— Material supplied —
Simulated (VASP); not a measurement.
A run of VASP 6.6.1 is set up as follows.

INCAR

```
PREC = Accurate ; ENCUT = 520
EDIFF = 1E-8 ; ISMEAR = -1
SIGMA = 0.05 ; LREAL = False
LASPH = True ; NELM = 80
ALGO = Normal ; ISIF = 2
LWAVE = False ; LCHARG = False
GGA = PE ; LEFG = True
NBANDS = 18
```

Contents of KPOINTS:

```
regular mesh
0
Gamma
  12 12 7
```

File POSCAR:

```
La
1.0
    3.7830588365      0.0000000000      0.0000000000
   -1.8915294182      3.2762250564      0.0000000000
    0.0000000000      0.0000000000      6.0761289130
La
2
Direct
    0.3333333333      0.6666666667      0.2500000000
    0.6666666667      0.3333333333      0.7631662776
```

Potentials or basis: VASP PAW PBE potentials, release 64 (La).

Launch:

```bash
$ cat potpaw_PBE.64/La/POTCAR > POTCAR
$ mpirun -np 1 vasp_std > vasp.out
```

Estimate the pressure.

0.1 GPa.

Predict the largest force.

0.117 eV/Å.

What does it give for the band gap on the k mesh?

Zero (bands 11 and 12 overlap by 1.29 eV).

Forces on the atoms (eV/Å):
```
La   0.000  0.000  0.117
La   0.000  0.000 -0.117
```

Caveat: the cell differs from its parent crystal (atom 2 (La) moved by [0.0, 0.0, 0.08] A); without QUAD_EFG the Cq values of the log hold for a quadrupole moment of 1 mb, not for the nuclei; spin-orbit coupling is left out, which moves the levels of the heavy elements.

— Required action —
Retype exactly the lines from the first line of the records above through the line containing "0.117 eV/Å.", both included, and nothing else.

— Answer section —
Simulated (VASP); not a measurement.
A run of VASP 6.6.1 is set up as follows.

INCAR

```
PREC = Accurate ; ENCUT = 520
EDIFF = 1E-8 ; ISMEAR = -1
SIGMA = 0.05 ; LREAL = False
LASPH = True ; NELM = 80
ALGO = Normal ; ISIF = 2
LWAVE = False ; LCHARG = False
GGA = PE ; LEFG = True
NBANDS = 18
```

Contents of KPOINTS:

```
regular mesh
0
Gamma
  12 12 7
```

File POSCAR:

```
La
1.0
    3.7830588365      0.0000000000      0.0000000000
   -1.8915294182      3.2762250564      0.0000000000
    0.0000000000      0.0000000000      6.0761289130
La
2
Direct
    0.3333333333      0.6666666667      0.2500000000
    0.6666666667      0.3333333333      0.7631662776
```

Potentials or basis: VASP PAW PBE potentials, release 64 (La).

Launch:

```bash
$ cat potpaw_PBE.64/La/POTCAR > POTCAR
$ mpirun -np 1 vasp_std > vasp.out
```

Estimate the pressure.

0.1 GPa.

Predict the largest force.

0.117 eV/Å.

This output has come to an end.